=== Begin Enclosure ===

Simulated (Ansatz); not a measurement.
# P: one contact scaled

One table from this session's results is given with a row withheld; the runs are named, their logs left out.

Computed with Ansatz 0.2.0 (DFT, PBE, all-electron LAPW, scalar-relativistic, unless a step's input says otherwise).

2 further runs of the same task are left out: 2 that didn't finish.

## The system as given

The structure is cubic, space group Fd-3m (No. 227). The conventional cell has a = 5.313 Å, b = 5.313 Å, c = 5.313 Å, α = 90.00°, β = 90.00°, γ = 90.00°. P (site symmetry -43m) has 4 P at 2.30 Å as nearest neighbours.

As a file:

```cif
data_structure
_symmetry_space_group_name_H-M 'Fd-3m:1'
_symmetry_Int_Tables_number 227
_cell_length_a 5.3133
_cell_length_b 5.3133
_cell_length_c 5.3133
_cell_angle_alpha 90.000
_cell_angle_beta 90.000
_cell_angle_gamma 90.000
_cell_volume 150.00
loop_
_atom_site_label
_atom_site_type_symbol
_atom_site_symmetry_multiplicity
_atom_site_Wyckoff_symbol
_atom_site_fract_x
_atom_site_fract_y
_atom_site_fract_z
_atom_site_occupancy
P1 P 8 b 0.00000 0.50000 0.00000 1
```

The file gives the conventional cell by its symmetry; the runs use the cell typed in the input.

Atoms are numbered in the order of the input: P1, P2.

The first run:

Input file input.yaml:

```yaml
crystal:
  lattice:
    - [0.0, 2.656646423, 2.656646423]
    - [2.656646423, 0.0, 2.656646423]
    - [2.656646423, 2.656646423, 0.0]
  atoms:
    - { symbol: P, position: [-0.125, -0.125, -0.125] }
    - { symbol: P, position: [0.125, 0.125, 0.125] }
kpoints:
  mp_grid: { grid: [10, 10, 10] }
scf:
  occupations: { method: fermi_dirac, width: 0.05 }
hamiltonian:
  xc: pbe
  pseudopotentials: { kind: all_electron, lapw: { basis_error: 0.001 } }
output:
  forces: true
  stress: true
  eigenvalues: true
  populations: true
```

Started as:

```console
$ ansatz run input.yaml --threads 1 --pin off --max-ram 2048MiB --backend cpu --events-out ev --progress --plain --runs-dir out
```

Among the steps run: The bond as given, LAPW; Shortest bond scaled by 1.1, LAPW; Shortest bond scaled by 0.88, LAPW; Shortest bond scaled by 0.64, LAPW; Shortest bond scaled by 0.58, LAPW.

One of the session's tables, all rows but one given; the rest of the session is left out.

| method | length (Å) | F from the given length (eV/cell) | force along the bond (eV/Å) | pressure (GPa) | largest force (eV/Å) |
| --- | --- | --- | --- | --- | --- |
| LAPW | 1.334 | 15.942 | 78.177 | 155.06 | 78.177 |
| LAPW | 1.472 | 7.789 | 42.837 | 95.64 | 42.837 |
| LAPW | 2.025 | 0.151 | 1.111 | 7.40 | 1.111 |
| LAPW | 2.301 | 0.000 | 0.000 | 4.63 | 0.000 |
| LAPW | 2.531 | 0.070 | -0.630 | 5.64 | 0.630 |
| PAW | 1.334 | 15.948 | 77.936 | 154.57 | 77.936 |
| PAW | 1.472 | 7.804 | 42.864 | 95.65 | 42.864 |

=== End Enclosure ===

### Action item:
Start at the first line of the material and transcribe each line exactly, stopping once the line containing "## The system as given" has been written.

### Worked solution:
Simulated (Ansatz); not a measurement.
# P: one contact scaled

One table from this session's results is given with a row withheld; the runs are named, their logs left out.

Computed with Ansatz 0.2.0 (DFT, PBE, all-electron LAPW, scalar-relativistic, unless a step's input says otherwise).

2 further runs of the same task are left out: 2 that didn't finish.

## The system as given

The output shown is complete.